━━━━━━━━━━━━━━━━

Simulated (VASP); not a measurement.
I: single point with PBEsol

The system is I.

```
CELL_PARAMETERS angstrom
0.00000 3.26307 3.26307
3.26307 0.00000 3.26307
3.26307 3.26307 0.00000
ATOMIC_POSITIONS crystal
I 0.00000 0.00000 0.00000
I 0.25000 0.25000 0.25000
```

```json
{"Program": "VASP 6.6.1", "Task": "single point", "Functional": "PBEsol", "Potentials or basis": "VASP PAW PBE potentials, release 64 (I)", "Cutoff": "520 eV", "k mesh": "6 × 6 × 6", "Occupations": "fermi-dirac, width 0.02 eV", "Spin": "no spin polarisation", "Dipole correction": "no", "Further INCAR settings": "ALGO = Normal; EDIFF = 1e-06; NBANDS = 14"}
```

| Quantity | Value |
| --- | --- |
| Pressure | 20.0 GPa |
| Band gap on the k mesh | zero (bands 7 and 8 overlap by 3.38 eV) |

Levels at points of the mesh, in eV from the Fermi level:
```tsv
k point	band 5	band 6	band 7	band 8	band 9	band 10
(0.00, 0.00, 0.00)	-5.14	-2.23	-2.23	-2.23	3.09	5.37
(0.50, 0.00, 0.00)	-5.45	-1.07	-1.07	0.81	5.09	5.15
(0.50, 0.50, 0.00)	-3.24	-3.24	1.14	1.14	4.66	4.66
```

━━━━━━━━━━━━━━━━

__Work request__:
Please return exactly the lines from the first line of the material through the one with "Pressure | 20.0 GPa |", and no lines after it.

__Written solution__:
Simulated (VASP); not a measurement.
I: single point with PBEsol

The system is I.

```
CELL_PARAMETERS angstrom
0.00000 3.26307 3.26307
3.26307 0.00000 3.26307
3.26307 3.26307 0.00000
ATOMIC_POSITIONS crystal
I 0.00000 0.00000 0.00000
I 0.25000 0.25000 0.25000
```

```json
{"Program": "VASP 6.6.1", "Task": "single point", "Functional": "PBEsol", "Potentials or basis": "VASP PAW PBE potentials, release 64 (I)", "Cutoff": "520 eV", "k mesh": "6 × 6 × 6", "Occupations": "fermi-dirac, width 0.02 eV", "Spin": "no spin polarisation", "Dipole correction": "no", "Further INCAR settings": "ALGO = Normal; EDIFF = 1e-06; NBANDS = 14"}
```

| Quantity | Value |
| --- | --- |
| Pressure | 20.0 GPa |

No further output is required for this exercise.